Record excerpts START

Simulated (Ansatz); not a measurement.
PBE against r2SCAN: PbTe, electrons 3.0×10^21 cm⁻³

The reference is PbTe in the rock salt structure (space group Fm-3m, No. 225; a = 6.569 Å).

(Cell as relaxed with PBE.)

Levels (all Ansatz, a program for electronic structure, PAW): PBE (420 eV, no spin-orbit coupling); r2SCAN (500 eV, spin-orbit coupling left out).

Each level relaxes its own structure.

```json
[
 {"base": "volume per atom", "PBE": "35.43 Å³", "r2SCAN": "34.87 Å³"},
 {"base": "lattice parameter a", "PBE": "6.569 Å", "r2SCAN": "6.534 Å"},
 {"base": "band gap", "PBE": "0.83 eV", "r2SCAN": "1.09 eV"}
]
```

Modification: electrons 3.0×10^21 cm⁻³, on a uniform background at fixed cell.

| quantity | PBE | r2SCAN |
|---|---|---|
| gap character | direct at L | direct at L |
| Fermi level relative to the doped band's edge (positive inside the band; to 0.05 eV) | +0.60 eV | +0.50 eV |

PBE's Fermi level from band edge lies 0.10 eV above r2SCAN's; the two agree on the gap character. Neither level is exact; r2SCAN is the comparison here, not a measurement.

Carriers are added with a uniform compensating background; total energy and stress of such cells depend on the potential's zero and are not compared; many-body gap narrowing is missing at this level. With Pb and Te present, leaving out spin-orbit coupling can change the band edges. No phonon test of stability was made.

Record excerpts END

▸ **Brief**
From the entries above, extract only the lines running from the one containing "eV | +0.50 eV |" through the one containing "PBE's Fermi level", inclusive.

▸ **Exercise solution**
| Fermi level relative to the doped band's edge (positive inside the band; to 0.05 eV) | +0.60 eV | +0.50 eV |

PBE's Fermi level from band edge lies 0.10 eV above r2SCAN's; the two agree on the gap character. Neither level is exact; r2SCAN is the comparison here, not a measurement.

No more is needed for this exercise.